> [WORK ORDER] The line with "Everything below comes", the line with "It takes space", and all lines between them in the material below: return these exactly, and no others.

===== GIVEN ENTRIES =====

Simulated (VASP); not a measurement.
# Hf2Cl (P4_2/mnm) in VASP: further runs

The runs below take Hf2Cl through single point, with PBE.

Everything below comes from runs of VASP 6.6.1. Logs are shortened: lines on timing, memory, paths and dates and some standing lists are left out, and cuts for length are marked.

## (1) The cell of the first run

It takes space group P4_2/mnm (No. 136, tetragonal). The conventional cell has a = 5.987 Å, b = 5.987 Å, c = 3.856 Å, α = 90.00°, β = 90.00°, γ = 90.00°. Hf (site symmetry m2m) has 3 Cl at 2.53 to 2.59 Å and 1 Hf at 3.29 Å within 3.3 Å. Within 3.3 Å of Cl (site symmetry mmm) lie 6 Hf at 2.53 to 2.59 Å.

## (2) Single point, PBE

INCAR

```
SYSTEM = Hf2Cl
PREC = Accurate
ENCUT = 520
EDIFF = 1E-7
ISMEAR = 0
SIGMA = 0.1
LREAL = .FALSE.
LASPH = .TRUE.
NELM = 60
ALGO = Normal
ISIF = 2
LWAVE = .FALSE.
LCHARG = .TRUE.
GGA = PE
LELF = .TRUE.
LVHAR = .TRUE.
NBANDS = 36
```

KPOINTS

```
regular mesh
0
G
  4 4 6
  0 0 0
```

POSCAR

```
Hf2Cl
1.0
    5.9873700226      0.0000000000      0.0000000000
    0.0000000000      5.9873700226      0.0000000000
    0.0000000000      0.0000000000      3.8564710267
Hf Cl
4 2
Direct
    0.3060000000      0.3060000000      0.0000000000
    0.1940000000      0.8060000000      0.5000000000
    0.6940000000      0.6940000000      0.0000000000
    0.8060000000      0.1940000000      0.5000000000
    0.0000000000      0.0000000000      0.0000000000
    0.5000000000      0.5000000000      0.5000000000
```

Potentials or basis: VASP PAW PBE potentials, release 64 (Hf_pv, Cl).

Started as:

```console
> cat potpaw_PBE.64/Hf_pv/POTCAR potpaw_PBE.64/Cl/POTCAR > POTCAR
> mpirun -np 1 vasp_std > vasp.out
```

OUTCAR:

=====

> [WORKED SOLUTION]
Everything below comes from runs of VASP 6.6.1. Logs are shortened: lines on timing, memory, paths and dates and some standing lists are left out, and cuts for length are marked.

## (1) The cell of the first run

It takes space group P4_2/mnm (No. 136, tetragonal). The conventional cell has a = 5.987 Å, b = 5.987 Å, c = 3.856 Å, α = 90.00°, β = 90.00°, γ = 90.00°. Hf (site symmetry m2m) has 3 Cl at 2.53 to 2.59 Å and 1 Hf at 3.29 Å within 3.3 Å. Within 3.3 Å of Cl (site symmetry mmm) lie 6 Hf at 2.53 to 2.59 Å.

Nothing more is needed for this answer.